### [Work task]
Each entry must be reproduced precisely as it stands.

### [Data extracts]
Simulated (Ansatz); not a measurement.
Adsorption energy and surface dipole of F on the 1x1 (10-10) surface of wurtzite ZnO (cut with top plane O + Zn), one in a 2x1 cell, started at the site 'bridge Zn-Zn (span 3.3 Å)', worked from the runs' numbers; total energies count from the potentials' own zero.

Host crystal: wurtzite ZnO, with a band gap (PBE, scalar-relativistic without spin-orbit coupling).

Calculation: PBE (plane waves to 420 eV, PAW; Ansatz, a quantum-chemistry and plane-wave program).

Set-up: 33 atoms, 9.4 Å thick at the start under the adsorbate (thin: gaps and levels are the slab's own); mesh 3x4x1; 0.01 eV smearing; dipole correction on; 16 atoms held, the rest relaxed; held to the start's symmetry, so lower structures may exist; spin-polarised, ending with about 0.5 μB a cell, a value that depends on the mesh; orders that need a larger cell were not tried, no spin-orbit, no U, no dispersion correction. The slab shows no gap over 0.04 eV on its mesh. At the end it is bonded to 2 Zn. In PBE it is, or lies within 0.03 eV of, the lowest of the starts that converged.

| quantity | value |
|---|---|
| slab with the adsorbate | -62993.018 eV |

### [Response]
Simulated (Ansatz); not a measurement.
Adsorption energy and surface dipole of F on the 1x1 (10-10) surface of wurtzite ZnO (cut with top plane O + Zn), one in a 2x1 cell, started at the site 'bridge Zn-Zn (span 3.3 Å)', worked from the runs' numbers; total energies count from the potentials' own zero.

Host crystal: wurtzite ZnO, with a band gap (PBE, scalar-relativistic without spin-orbit coupling).

Calculation: PBE (plane waves to 420 eV, PAW; Ansatz, a quantum-chemistry and plane-wave program).

Set-up: 33 atoms, 9.4 Å thick at the start under the adsorbate (thin: gaps and levels are the slab's own); mesh 3x4x1; 0.01 eV smearing; dipole correction on; 16 atoms held, the rest relaxed; held to the start's symmetry, so lower structures may exist; spin-polarised, ending with about 0.5 μB a cell, a value that depends on the mesh; orders that need a larger cell were not tried, no spin-orbit, no U, no dispersion correction. The slab shows no gap over 0.04 eV on its mesh. At the end it is bonded to 2 Zn. In PBE it is, or lies within 0.03 eV of, the lowest of the starts that converged.

| quantity | value |
|---|---|
| slab with the adsorbate | -62993.018 eV |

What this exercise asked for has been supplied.